### [INFORMATION SUPPLIED]
* * * * * * *

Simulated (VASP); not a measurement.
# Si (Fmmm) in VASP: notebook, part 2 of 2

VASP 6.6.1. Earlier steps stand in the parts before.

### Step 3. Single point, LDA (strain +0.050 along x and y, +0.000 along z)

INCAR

* * * * * * *

### [REQUIRED ACTION]
Exact copies of every record above are required.

### [ANSWER AREA]
Simulated (VASP); not a measurement.
# Si (Fmmm) in VASP: notebook, part 2 of 2

VASP 6.6.1. Earlier steps stand in the parts before.

### Step 3. Single point, LDA (strain +0.050 along x and y, +0.000 along z)

INCAR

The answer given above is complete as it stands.